## Assigned task:
Beginning with the first line of the material, set down each line exactly as written, up to and including the line with "-74.5 | +12.5 |".

## Information:
=== Section Start ===
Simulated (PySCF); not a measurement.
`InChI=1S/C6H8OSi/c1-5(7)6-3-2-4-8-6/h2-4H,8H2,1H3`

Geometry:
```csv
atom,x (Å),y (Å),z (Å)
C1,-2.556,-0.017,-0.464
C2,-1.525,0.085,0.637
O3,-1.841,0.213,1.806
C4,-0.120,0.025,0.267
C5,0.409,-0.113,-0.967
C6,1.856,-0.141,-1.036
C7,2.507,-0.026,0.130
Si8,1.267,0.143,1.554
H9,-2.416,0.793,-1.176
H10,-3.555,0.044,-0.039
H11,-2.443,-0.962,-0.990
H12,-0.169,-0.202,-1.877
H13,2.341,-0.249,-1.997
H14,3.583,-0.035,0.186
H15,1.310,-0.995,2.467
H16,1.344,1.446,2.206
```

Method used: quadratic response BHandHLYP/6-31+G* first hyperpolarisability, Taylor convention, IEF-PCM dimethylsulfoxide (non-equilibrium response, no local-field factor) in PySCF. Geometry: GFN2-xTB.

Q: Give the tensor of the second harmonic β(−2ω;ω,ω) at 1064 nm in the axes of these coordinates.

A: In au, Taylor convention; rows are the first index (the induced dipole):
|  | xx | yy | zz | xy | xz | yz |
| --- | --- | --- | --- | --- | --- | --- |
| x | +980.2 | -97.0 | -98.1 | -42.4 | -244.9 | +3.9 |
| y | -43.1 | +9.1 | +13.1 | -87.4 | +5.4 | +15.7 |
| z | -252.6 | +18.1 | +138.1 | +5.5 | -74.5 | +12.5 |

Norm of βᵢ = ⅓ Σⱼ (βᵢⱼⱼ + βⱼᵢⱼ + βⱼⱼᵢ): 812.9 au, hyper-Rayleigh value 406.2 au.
=== Section End ===

## Your solution:
Simulated (PySCF); not a measurement.
`InChI=1S/C6H8OSi/c1-5(7)6-3-2-4-8-6/h2-4H,8H2,1H3`

Geometry:
```csv
atom,x (Å),y (Å),z (Å)
C1,-2.556,-0.017,-0.464
C2,-1.525,0.085,0.637
O3,-1.841,0.213,1.806
C4,-0.120,0.025,0.267
C5,0.409,-0.113,-0.967
C6,1.856,-0.141,-1.036
C7,2.507,-0.026,0.130
Si8,1.267,0.143,1.554
H9,-2.416,0.793,-1.176
H10,-3.555,0.044,-0.039
H11,-2.443,-0.962,-0.990
H12,-0.169,-0.202,-1.877
H13,2.341,-0.249,-1.997
H14,3.583,-0.035,0.186
H15,1.310,-0.995,2.467
H16,1.344,1.446,2.206
```

Method used: quadratic response BHandHLYP/6-31+G* first hyperpolarisability, Taylor convention, IEF-PCM dimethylsulfoxide (non-equilibrium response, no local-field factor) in PySCF. Geometry: GFN2-xTB.

Q: Give the tensor of the second harmonic β(−2ω;ω,ω) at 1064 nm in the axes of these coordinates.

A: In au, Taylor convention; rows are the first index (the induced dipole):
|  | xx | yy | zz | xy | xz | yz |
| --- | --- | --- | --- | --- | --- | --- |
| x | +980.2 | -97.0 | -98.1 | -42.4 | -244.9 | +3.9 |
| y | -43.1 | +9.1 | +13.1 | -87.4 | +5.4 | +15.7 |
| z | -252.6 | +18.1 | +138.1 | +5.5 | -74.5 | +12.5 |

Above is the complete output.